> _BRIEF_: Output the data in full. Keep every entry exactly as written.

> _INFORMATION_:
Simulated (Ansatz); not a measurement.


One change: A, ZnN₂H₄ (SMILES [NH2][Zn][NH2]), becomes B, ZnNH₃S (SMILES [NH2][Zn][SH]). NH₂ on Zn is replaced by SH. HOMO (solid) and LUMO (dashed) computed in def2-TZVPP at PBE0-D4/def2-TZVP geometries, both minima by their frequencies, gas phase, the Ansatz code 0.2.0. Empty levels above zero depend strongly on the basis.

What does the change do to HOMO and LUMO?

> _ANSWER SECTION_:
Simulated (Ansatz); not a measurement.


One change: A, ZnN₂H₄ (SMILES [NH2][Zn][NH2]), becomes B, ZnNH₃S (SMILES [NH2][Zn][SH]). NH₂ on Zn is replaced by SH. HOMO (solid) and LUMO (dashed) computed in def2-TZVPP at PBE0-D4/def2-TZVP geometries, both minima by their frequencies, gas phase, the Ansatz code 0.2.0. Empty levels above zero depend strongly on the basis.

What does the change do to HOMO and LUMO?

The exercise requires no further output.